Please take the entries below from the first line through the line containing "Species: BH3 (borane)" and repeat them exactly, leaving out everything after.

**** EXTRACTED ENTRIES ****

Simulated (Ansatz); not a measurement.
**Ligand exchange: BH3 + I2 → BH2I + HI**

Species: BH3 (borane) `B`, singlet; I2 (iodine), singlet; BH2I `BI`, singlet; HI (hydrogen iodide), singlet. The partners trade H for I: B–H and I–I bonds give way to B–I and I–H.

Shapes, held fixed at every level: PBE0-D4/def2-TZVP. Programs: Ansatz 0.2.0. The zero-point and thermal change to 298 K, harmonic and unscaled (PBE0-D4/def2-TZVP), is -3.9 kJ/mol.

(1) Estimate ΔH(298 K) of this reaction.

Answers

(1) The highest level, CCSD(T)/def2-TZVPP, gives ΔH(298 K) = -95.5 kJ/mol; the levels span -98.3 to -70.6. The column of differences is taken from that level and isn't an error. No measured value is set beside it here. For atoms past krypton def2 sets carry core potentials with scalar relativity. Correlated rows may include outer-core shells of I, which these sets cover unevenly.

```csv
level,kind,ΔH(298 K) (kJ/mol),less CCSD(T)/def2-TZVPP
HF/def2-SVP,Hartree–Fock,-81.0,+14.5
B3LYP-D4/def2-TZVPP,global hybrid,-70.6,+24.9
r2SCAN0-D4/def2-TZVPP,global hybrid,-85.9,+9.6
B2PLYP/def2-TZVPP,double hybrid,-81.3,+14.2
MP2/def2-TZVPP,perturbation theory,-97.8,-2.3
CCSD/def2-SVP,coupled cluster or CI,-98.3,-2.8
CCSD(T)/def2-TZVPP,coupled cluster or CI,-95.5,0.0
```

****

WORKED SOLUTION
Simulated (Ansatz); not a measurement.
**Ligand exchange: BH3 + I2 → BH2I + HI**

Species: BH3 (borane) `B`, singlet; I2 (iodine), singlet; BH2I `BI`, singlet; HI (hydrogen iodide), singlet. The partners trade H for I: B–H and I–I bonds give way to B–I and I–H.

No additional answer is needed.